_Task item_
Repeat all of the data precisely.

Record set below:

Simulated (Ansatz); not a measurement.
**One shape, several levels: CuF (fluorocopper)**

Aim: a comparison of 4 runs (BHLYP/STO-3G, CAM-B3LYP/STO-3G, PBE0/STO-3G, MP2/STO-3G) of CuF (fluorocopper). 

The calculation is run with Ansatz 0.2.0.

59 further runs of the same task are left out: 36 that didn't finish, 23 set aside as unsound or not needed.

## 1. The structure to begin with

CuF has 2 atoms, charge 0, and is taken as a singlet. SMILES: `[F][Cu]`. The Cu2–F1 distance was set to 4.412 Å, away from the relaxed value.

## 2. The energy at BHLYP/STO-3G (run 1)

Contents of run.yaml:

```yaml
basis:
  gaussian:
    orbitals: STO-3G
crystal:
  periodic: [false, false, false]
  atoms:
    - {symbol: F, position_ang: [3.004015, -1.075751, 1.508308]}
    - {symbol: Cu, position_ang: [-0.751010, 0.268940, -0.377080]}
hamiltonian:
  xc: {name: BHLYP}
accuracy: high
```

End of Record set.

_Response_
Simulated (Ansatz); not a measurement.
**One shape, several levels: CuF (fluorocopper)**

Aim: a comparison of 4 runs (BHLYP/STO-3G, CAM-B3LYP/STO-3G, PBE0/STO-3G, MP2/STO-3G) of CuF (fluorocopper). 

The calculation is run with Ansatz 0.2.0.

59 further runs of the same task are left out: 36 that didn't finish, 23 set aside as unsound or not needed.

## 1. The structure to begin with

CuF has 2 atoms, charge 0, and is taken as a singlet. SMILES: `[F][Cu]`. The Cu2–F1 distance was set to 4.412 Å, away from the relaxed value.

## 2. The energy at BHLYP/STO-3G (run 1)

Contents of run.yaml:

```yaml
basis:
  gaussian:
    orbitals: STO-3G
crystal:
  periodic: [false, false, false]
  atoms:
    - {symbol: F, position_ang: [3.004015, -1.075751, 1.508308]}
    - {symbol: Cu, position_ang: [-0.751010, 0.268940, -0.377080]}
hamiltonian:
  xc: {name: BHLYP}
accuracy: high
```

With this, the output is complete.